GIVEN DATA
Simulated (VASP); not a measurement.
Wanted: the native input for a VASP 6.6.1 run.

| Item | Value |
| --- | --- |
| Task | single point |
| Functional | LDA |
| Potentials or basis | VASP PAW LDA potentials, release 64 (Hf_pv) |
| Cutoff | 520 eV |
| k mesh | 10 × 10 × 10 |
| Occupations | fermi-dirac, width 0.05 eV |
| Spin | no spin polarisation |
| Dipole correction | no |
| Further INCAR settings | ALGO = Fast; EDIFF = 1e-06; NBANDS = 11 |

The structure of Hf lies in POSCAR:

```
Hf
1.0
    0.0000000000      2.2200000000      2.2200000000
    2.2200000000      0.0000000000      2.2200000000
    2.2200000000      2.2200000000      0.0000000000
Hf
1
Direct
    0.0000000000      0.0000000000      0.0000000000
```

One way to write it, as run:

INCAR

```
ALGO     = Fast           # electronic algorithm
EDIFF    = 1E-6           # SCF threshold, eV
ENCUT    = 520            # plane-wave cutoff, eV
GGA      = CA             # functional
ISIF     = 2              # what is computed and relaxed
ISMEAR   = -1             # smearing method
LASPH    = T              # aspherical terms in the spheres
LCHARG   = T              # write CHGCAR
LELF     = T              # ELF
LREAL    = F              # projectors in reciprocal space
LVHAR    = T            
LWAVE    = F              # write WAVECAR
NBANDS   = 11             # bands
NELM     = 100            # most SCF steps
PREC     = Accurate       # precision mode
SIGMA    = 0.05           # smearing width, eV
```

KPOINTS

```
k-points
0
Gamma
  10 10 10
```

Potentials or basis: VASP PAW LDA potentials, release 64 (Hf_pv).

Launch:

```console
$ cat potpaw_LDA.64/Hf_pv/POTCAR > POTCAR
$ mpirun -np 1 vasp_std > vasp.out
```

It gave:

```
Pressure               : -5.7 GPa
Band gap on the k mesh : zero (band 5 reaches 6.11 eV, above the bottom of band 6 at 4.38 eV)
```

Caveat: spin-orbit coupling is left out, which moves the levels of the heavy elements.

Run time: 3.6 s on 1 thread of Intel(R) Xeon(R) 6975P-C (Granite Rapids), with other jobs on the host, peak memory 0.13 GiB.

BRIEF
Nothing beyond the line that contains "NBANDS = 11 |" belongs in the answer; reproduce the entries exactly from their first line through it.

WRITTEN REPLY
Simulated (VASP); not a measurement.
Wanted: the native input for a VASP 6.6.1 run.

| Item | Value |
| --- | --- |
| Task | single point |
| Functional | LDA |
| Potentials or basis | VASP PAW LDA potentials, release 64 (Hf_pv) |
| Cutoff | 520 eV |
| k mesh | 10 × 10 × 10 |
| Occupations | fermi-dirac, width 0.05 eV |
| Spin | no spin polarisation |
| Dipole correction | no |
| Further INCAR settings | ALGO = Fast; EDIFF = 1e-06; NBANDS = 11 |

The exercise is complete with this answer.